### Work item
All entries below are to be set down again exactly as given.

### Supplied data
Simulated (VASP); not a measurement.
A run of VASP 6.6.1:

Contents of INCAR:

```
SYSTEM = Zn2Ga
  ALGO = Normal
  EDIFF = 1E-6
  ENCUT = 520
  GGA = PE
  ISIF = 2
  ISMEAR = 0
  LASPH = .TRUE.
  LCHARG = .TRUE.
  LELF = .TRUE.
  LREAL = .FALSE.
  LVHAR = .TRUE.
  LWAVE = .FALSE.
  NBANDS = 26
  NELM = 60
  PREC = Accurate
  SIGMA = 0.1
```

### Written response
Simulated (VASP); not a measurement.
A run of VASP 6.6.1:

Contents of INCAR:

```
SYSTEM = Zn2Ga
  ALGO = Normal
  EDIFF = 1E-6
  ENCUT = 520
  GGA = PE
  ISIF = 2
  ISMEAR = 0
  LASPH = .TRUE.
  LCHARG = .TRUE.
  LELF = .TRUE.
  LREAL = .FALSE.
  LVHAR = .TRUE.
  LWAVE = .FALSE.
  NBANDS = 26
  NELM = 60
  PREC = Accurate
  SIGMA = 0.1
```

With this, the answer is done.